§ Work request
Return the full listing, so that each line matches the original exactly.

§ Extracted data
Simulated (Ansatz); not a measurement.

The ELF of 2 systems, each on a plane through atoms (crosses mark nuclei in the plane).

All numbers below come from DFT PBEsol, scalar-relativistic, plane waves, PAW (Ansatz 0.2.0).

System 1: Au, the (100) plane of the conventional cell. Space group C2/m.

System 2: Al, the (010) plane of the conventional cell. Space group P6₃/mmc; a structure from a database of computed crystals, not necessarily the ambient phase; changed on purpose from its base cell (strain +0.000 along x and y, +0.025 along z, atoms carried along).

§ Answer box
Simulated (Ansatz); not a measurement.

The ELF of 2 systems, each on a plane through atoms (crosses mark nuclei in the plane).

All numbers below come from DFT PBEsol, scalar-relativistic, plane waves, PAW (Ansatz 0.2.0).

System 1: Au, the (100) plane of the conventional cell. Space group C2/m.

System 2: Al, the (010) plane of the conventional cell. Space group P6₃/mmc; a structure from a database of computed crystals, not necessarily the ambient phase; changed on purpose from its base cell (strain +0.000 along x and y, +0.025 along z, atoms carried along).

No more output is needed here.